**Records provided**:
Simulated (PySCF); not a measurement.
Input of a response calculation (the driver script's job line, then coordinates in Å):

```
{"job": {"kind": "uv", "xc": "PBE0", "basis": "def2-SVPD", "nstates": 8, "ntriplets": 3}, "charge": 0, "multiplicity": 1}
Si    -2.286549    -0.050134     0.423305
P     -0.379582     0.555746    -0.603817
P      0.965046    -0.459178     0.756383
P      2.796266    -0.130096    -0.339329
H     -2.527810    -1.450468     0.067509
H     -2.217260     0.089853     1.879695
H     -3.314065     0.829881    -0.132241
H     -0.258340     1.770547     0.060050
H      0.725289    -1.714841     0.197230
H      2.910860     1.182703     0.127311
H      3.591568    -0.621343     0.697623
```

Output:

**Exercise**:
Please write out the data again exactly as it stands.

**Task result**:
Simulated (PySCF); not a measurement.
Input of a response calculation (the driver script's job line, then coordinates in Å):

```
{"job": {"kind": "uv", "xc": "PBE0", "basis": "def2-SVPD", "nstates": 8, "ntriplets": 3}, "charge": 0, "multiplicity": 1}
Si    -2.286549    -0.050134     0.423305
P     -0.379582     0.555746    -0.603817
P      0.965046    -0.459178     0.756383
P      2.796266    -0.130096    -0.339329
H     -2.527810    -1.450468     0.067509
H     -2.217260     0.089853     1.879695
H     -3.314065     0.829881    -0.132241
H     -0.258340     1.770547     0.060050
H      0.725289    -1.714841     0.197230
H      2.910860     1.182703     0.127311
H      3.591568    -0.621343     0.697623
```

Output:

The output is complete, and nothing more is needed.